**Brief**
All of the data must be returned exactly as given.

** Opening Listed entries block **

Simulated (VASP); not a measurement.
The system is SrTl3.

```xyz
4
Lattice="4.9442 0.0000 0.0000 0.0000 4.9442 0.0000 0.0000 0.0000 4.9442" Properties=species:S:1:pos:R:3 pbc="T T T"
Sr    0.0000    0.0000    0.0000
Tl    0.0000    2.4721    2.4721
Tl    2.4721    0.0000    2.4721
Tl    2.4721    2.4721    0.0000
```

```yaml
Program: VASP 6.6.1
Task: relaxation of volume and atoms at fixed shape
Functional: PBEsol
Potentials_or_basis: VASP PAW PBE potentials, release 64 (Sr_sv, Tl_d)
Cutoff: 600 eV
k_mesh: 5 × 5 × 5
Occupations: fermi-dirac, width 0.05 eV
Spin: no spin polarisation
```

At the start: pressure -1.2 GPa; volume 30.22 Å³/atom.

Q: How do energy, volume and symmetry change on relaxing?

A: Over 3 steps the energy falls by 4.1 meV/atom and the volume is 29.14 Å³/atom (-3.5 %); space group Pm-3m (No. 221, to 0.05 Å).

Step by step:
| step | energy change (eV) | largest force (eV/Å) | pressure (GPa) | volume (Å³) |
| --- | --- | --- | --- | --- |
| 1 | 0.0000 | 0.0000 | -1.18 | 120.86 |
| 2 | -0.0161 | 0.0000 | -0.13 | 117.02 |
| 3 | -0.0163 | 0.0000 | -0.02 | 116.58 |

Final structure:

** Closing Listed entries block **

**Problem solution**
Simulated (VASP); not a measurement.
The system is SrTl3.

```xyz
4
Lattice="4.9442 0.0000 0.0000 0.0000 4.9442 0.0000 0.0000 0.0000 4.9442" Properties=species:S:1:pos:R:3 pbc="T T T"
Sr    0.0000    0.0000    0.0000
Tl    0.0000    2.4721    2.4721
Tl    2.4721    0.0000    2.4721
Tl    2.4721    2.4721    0.0000
```

```yaml
Program: VASP 6.6.1
Task: relaxation of volume and atoms at fixed shape
Functional: PBEsol
Potentials_or_basis: VASP PAW PBE potentials, release 64 (Sr_sv, Tl_d)
Cutoff: 600 eV
k_mesh: 5 × 5 × 5
Occupations: fermi-dirac, width 0.05 eV
Spin: no spin polarisation
```

At the start: pressure -1.2 GPa; volume 30.22 Å³/atom.

Q: How do energy, volume and symmetry change on relaxing?

A: Over 3 steps the energy falls by 4.1 meV/atom and the volume is 29.14 Å³/atom (-3.5 %); space group Pm-3m (No. 221, to 0.05 Å).

Step by step:
| step | energy change (eV) | largest force (eV/Å) | pressure (GPa) | volume (Å³) |
| --- | --- | --- | --- | --- |
| 1 | 0.0000 | 0.0000 | -1.18 | 120.86 |
| 2 | -0.0161 | 0.0000 | -0.13 | 117.02 |
| 3 | -0.0163 | 0.0000 | -0.02 | 116.58 |

Final structure:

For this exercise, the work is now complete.